[DATA SUPPLIED]

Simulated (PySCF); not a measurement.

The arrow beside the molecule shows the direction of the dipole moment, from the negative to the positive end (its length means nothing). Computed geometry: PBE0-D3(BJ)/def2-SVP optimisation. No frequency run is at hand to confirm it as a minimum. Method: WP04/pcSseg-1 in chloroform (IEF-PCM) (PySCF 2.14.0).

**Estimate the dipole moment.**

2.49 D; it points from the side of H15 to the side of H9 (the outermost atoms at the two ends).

[/DATA SUPPLIED]

WORK ORDER: Your answer should be the lines above from the one containing "The arrow beside" through the one containing "the dipole moment.**", copied exactly and with both ends kept.

TASK ANSWER:
The arrow beside the molecule shows the direction of the dipole moment, from the negative to the positive end (its length means nothing). Computed geometry: PBE0-D3(BJ)/def2-SVP optimisation. No frequency run is at hand to confirm it as a minimum. Method: WP04/pcSseg-1 in chloroform (IEF-PCM) (PySCF 2.14.0).

**Estimate the dipole moment.**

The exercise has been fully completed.